BRIEF
Use the entries below and reproduce exactly the lines from the one containing "equation of state." down to the one containing "- pressure derivative", both of them included.

▼▼▼

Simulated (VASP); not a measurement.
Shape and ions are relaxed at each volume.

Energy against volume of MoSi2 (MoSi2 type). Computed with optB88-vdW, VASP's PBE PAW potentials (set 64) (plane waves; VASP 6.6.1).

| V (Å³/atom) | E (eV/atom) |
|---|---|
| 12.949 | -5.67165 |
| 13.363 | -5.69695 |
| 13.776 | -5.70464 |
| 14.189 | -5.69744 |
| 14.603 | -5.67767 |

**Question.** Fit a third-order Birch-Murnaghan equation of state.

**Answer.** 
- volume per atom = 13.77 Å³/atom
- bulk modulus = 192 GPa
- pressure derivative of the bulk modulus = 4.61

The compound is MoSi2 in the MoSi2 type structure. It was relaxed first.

▲▲▲

EXERCISE SOLUTION
**Question.** Fit a third-order Birch-Murnaghan equation of state.

**Answer.** 
- volume per atom = 13.77 Å³/atom
- bulk modulus = 192 GPa
- pressure derivative of the bulk modulus = 4.61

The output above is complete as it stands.